◆ **PROVIDED INFORMATION**:
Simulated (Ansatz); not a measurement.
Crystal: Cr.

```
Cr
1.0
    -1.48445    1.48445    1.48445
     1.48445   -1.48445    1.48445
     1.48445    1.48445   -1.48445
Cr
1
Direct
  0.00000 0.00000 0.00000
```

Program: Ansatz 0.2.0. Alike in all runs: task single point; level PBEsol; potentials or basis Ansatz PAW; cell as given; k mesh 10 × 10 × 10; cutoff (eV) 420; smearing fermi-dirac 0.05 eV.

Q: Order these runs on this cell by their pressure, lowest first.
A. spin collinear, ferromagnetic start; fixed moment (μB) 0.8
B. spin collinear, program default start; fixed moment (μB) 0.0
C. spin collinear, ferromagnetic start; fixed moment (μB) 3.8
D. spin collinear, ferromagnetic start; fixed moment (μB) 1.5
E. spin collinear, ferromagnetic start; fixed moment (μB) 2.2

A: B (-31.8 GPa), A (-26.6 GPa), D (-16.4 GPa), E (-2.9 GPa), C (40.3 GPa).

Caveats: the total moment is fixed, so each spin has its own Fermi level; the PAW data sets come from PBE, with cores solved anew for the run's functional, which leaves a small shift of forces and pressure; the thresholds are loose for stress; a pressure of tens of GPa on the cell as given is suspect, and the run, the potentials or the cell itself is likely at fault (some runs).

◆ **ACTIVITY**:
Return exactly the leading lines of the listing, stopping after the line in which "A: B (-31.8" occurs.

◆ **EXERCISE RESULT**:
Simulated (Ansatz); not a measurement.
Crystal: Cr.

```
Cr
1.0
    -1.48445    1.48445    1.48445
     1.48445   -1.48445    1.48445
     1.48445    1.48445   -1.48445
Cr
1
Direct
  0.00000 0.00000 0.00000
```

Program: Ansatz 0.2.0. Alike in all runs: task single point; level PBEsol; potentials or basis Ansatz PAW; cell as given; k mesh 10 × 10 × 10; cutoff (eV) 420; smearing fermi-dirac 0.05 eV.

Q: Order these runs on this cell by their pressure, lowest first.
A. spin collinear, ferromagnetic start; fixed moment (μB) 0.8
B. spin collinear, program default start; fixed moment (μB) 0.0
C. spin collinear, ferromagnetic start; fixed moment (μB) 3.8
D. spin collinear, ferromagnetic start; fixed moment (μB) 1.5
E. spin collinear, ferromagnetic start; fixed moment (μB) 2.2

A: B (-31.8 GPa), A (-26.6 GPa), D (-16.4 GPa), E (-2.9 GPa), C (40.3 GPa).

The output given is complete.